* _Action item_
Please write out each entry below exactly as it appears.

+ + + + + + +

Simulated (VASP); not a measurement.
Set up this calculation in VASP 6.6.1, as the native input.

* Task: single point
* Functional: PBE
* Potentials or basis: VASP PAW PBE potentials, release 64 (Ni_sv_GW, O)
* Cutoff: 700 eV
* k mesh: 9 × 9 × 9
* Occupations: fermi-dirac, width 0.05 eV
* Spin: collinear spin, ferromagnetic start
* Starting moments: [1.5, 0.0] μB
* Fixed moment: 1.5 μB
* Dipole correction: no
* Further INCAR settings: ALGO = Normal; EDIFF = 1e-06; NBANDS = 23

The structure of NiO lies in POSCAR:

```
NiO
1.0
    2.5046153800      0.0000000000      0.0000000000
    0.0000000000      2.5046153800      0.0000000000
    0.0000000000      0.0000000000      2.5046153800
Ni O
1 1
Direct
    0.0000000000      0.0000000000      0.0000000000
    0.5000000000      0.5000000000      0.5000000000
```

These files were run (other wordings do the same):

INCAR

+ + + + + + +

* _Response box_
Simulated (VASP); not a measurement.
Set up this calculation in VASP 6.6.1, as the native input.

* Task: single point
* Functional: PBE
* Potentials or basis: VASP PAW PBE potentials, release 64 (Ni_sv_GW, O)
* Cutoff: 700 eV
* k mesh: 9 × 9 × 9
* Occupations: fermi-dirac, width 0.05 eV
* Spin: collinear spin, ferromagnetic start
* Starting moments: [1.5, 0.0] μB
* Fixed moment: 1.5 μB
* Dipole correction: no
* Further INCAR settings: ALGO = Normal; EDIFF = 1e-06; NBANDS = 23

The structure of NiO lies in POSCAR:

```
NiO
1.0
    2.5046153800      0.0000000000      0.0000000000
    0.0000000000      2.5046153800      0.0000000000
    0.0000000000      0.0000000000      2.5046153800
Ni O
1 1
Direct
    0.0000000000      0.0000000000      0.0000000000
    0.5000000000      0.5000000000      0.5000000000
```

These files were run (other wordings do the same):

INCAR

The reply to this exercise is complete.